Required action = Locate the line that contains "Result: Band gap" in the entries below, then repeat it and every following line through the line that contains "Caveats: the PAW", exactly, and no others.

Data excerpts =
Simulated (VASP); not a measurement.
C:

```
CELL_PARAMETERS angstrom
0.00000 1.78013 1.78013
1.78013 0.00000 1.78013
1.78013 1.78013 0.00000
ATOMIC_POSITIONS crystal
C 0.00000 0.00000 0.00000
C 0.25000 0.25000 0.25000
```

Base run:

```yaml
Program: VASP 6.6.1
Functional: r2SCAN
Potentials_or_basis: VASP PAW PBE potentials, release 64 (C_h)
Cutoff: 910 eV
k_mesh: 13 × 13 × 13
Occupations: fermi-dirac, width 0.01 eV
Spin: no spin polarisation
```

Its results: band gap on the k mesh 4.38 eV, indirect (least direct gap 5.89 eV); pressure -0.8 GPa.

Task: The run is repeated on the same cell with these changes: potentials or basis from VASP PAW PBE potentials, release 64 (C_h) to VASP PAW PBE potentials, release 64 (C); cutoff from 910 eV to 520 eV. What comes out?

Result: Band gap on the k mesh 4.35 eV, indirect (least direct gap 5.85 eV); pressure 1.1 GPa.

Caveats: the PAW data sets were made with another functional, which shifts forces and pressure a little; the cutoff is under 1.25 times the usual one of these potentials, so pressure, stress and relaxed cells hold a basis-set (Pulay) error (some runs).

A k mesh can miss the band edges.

Response =
Result: Band gap on the k mesh 4.35 eV, indirect (least direct gap 5.85 eV); pressure 1.1 GPa.

Caveats: the PAW data sets were made with another functional, which shifts forces and pressure a little; the cutoff is under 1.25 times the usual one of these potentials, so pressure, stress and relaxed cells hold a basis-set (Pulay) error (some runs).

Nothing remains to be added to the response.